-- Opening Marker --

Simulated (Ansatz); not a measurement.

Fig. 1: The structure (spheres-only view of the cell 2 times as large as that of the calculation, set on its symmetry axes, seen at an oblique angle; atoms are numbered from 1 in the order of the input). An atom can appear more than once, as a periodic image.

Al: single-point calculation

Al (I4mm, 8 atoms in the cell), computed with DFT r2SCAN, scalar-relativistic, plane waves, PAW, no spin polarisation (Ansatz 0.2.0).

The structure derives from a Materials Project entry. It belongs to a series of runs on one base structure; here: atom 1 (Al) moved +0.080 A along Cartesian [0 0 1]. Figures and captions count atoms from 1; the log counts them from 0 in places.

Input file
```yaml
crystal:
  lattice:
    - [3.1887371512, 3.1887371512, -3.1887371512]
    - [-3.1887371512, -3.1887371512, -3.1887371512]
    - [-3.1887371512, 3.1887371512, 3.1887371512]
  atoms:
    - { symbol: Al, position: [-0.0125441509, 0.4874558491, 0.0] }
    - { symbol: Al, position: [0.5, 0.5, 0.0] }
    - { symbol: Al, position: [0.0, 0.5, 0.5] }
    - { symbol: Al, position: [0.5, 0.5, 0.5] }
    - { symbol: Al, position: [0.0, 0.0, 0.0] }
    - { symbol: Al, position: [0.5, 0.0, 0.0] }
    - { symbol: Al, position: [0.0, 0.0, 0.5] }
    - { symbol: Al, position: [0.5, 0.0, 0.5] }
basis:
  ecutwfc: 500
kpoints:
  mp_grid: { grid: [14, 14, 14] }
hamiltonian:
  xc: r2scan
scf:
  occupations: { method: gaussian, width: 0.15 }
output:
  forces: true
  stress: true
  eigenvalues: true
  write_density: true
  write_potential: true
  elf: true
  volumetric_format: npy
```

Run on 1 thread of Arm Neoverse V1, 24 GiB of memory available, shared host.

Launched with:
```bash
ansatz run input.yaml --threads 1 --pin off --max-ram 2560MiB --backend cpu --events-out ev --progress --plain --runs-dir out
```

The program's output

-- Closing Marker --

Your reply must contain exactly the lines from the first line of the data through the line holding "Al: single-point calculation", and nothing more.

## TASK ANSWER:
Simulated (Ansatz); not a measurement.

Fig. 1: The structure (spheres-only view of the cell 2 times as large as that of the calculation, set on its symmetry axes, seen at an oblique angle; atoms are numbered from 1 in the order of the input). An atom can appear more than once, as a periodic image.

Al: single-point calculation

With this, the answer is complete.